Please write out all of the records below exactly as they appear.

*** Record extracts ***
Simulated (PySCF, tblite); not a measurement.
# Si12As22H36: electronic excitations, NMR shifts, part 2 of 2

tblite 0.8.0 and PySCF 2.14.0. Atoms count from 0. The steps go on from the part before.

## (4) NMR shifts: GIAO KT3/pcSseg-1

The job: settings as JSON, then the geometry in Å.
*** End of Record extracts ***

### Your response
Simulated (PySCF, tblite); not a measurement.
# Si12As22H36: electronic excitations, NMR shifts, part 2 of 2

tblite 0.8.0 and PySCF 2.14.0. Atoms count from 0. The steps go on from the part before.

## (4) NMR shifts: GIAO KT3/pcSseg-1

The job: settings as JSON, then the geometry in Å.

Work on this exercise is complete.